ACTION ITEM :: The answer should contain all of the records below, each one copied word for word.

DATASET ::
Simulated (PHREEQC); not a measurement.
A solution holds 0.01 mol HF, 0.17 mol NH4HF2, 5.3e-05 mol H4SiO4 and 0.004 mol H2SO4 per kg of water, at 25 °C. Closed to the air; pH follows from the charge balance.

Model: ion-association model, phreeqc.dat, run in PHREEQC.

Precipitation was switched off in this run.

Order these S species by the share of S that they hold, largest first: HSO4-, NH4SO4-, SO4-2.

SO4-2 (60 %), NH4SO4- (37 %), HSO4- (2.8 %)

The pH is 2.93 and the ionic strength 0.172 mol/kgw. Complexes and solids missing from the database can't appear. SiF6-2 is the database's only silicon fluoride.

TASK SOLUTION ::
Simulated (PHREEQC); not a measurement.
A solution holds 0.01 mol HF, 0.17 mol NH4HF2, 5.3e-05 mol H4SiO4 and 0.004 mol H2SO4 per kg of water, at 25 °C. Closed to the air; pH follows from the charge balance.

Model: ion-association model, phreeqc.dat, run in PHREEQC.

Precipitation was switched off in this run.

Order these S species by the share of S that they hold, largest first: HSO4-, NH4SO4-, SO4-2.

SO4-2 (60 %), NH4SO4- (37 %), HSO4- (2.8 %)

The pH is 2.93 and the ionic strength 0.172 mol/kgw. Complexes and solids missing from the database can't appear. SiF6-2 is the database's only silicon fluoride.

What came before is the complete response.